Assignment
Reproduce the first line of the material below and each line after it, exactly, through the line containing "Close pairs at", and give nothing more.

- - - -

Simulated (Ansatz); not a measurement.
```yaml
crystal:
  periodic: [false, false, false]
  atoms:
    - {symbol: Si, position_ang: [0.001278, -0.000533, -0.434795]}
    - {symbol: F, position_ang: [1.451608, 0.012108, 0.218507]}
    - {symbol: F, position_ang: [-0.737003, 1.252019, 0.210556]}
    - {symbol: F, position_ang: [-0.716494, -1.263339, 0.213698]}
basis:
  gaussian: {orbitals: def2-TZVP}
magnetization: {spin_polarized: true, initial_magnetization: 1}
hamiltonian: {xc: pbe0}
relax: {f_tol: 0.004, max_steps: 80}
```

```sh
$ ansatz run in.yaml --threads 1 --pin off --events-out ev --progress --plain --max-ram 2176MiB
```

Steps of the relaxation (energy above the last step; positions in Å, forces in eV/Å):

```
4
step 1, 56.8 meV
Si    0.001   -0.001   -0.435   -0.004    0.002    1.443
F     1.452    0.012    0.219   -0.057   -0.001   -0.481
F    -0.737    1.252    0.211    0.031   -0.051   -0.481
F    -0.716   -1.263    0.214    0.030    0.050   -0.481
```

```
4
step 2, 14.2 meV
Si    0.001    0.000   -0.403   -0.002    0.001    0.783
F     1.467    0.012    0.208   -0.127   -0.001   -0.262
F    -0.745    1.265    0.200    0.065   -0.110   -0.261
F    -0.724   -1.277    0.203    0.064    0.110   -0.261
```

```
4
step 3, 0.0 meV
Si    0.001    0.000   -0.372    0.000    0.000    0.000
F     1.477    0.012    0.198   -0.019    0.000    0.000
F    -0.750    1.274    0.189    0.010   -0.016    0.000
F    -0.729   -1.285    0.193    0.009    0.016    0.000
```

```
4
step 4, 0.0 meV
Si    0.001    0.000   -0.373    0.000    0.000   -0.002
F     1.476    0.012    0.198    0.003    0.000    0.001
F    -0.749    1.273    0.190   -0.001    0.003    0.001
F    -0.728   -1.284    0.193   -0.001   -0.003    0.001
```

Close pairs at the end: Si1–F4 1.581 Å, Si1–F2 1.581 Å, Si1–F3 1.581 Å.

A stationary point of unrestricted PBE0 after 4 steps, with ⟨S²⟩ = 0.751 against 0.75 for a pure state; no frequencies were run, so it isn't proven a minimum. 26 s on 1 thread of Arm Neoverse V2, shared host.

- - - -

Result
Simulated (Ansatz); not a measurement.
```yaml
crystal:
  periodic: [false, false, false]
  atoms:
    - {symbol: Si, position_ang: [0.001278, -0.000533, -0.434795]}
    - {symbol: F, position_ang: [1.451608, 0.012108, 0.218507]}
    - {symbol: F, position_ang: [-0.737003, 1.252019, 0.210556]}
    - {symbol: F, position_ang: [-0.716494, -1.263339, 0.213698]}
basis:
  gaussian: {orbitals: def2-TZVP}
magnetization: {spin_polarized: true, initial_magnetization: 1}
hamiltonian: {xc: pbe0}
relax: {f_tol: 0.004, max_steps: 80}
```

```sh
$ ansatz run in.yaml --threads 1 --pin off --events-out ev --progress --plain --max-ram 2176MiB
```

Steps of the relaxation (energy above the last step; positions in Å, forces in eV/Å):

```
4
step 1, 56.8 meV
Si    0.001   -0.001   -0.435   -0.004    0.002    1.443
F     1.452    0.012    0.219   -0.057   -0.001   -0.481
F    -0.737    1.252    0.211    0.031   -0.051   -0.481
F    -0.716   -1.263    0.214    0.030    0.050   -0.481
```

```
4
step 2, 14.2 meV
Si    0.001    0.000   -0.403   -0.002    0.001    0.783
F     1.467    0.012    0.208   -0.127   -0.001   -0.262
F    -0.745    1.265    0.200    0.065   -0.110   -0.261
F    -0.724   -1.277    0.203    0.064    0.110   -0.261
```

```
4
step 3, 0.0 meV
Si    0.001    0.000   -0.372    0.000    0.000    0.000
F     1.477    0.012    0.198   -0.019    0.000    0.000
F    -0.750    1.274    0.189    0.010   -0.016    0.000
F    -0.729   -1.285    0.193    0.009    0.016    0.000
```

```
4
step 4, 0.0 meV
Si    0.001    0.000   -0.373    0.000    0.000   -0.002
F     1.476    0.012    0.198    0.003    0.000    0.001
F    -0.749    1.273    0.190   -0.001    0.003    0.001
F    -0.728   -1.284    0.193   -0.001   -0.003    0.001
```

Close pairs at the end: Si1–F4 1.581 Å, Si1–F2 1.581 Å, Si1–F3 1.581 Å.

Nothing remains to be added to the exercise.